——

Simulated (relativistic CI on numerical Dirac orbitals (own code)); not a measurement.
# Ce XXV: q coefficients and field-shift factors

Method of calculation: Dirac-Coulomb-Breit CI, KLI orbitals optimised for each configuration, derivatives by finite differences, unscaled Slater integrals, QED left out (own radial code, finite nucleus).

——

• [Requirement]: Output the records above, each one exactly, with none left out.

• [Task result]:
Simulated (relativistic CI on numerical Dirac orbitals (own code)); not a measurement.
# Ce XXV: q coefficients and field-shift factors

Method of calculation: Dirac-Coulomb-Breit CI, KLI orbitals optimised for each configuration, derivatives by finite differences, unscaled Slater integrals, QED left out (own radial code, finite nucleus).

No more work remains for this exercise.